Of the entries below, return only those lines from the line with "System: Sn chain" to the line with "-0.15 | 2.28 | 3 |", exactly, both included.

[[ GIVEN ENTRIES open ]]

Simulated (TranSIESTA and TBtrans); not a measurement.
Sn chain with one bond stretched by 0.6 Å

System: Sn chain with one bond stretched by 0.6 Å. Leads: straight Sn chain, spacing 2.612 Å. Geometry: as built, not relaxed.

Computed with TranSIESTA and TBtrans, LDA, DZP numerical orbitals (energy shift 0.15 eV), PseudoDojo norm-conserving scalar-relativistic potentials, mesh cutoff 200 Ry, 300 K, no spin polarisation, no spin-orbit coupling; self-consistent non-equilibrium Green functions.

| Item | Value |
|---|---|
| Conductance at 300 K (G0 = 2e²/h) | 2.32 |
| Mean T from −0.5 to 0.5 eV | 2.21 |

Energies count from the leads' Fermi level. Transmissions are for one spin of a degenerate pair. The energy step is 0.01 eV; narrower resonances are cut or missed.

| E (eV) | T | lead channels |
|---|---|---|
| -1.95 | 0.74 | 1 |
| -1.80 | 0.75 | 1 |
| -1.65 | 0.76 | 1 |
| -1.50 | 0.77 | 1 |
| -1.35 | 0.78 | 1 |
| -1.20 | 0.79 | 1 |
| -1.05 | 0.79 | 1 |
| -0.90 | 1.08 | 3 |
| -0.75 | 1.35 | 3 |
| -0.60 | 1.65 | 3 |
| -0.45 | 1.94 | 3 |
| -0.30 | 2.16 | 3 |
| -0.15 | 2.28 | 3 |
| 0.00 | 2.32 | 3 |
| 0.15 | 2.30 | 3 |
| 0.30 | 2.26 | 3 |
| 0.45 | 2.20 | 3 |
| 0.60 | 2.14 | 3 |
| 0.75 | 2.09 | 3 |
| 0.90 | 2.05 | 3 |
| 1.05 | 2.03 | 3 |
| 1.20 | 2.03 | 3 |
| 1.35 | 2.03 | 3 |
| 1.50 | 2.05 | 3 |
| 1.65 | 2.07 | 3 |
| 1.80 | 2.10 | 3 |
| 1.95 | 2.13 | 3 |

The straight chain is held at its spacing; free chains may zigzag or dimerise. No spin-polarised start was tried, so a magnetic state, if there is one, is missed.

[[ GIVEN ENTRIES closed ]]

* _YOUR RESPONSE_:
System: Sn chain with one bond stretched by 0.6 Å. Leads: straight Sn chain, spacing 2.612 Å. Geometry: as built, not relaxed.

Computed with TranSIESTA and TBtrans, LDA, DZP numerical orbitals (energy shift 0.15 eV), PseudoDojo norm-conserving scalar-relativistic potentials, mesh cutoff 200 Ry, 300 K, no spin polarisation, no spin-orbit coupling; self-consistent non-equilibrium Green functions.

| Item | Value |
|---|---|
| Conductance at 300 K (G0 = 2e²/h) | 2.32 |
| Mean T from −0.5 to 0.5 eV | 2.21 |

Energies count from the leads' Fermi level. Transmissions are for one spin of a degenerate pair. The energy step is 0.01 eV; narrower resonances are cut or missed.

| E (eV) | T | lead channels |
|---|---|---|
| -1.95 | 0.74 | 1 |
| -1.80 | 0.75 | 1 |
| -1.65 | 0.76 | 1 |
| -1.50 | 0.77 | 1 |
| -1.35 | 0.78 | 1 |
| -1.20 | 0.79 | 1 |
| -1.05 | 0.79 | 1 |
| -0.90 | 1.08 | 3 |
| -0.75 | 1.35 | 3 |
| -0.60 | 1.65 | 3 |
| -0.45 | 1.94 | 3 |
| -0.30 | 2.16 | 3 |
| -0.15 | 2.28 | 3 |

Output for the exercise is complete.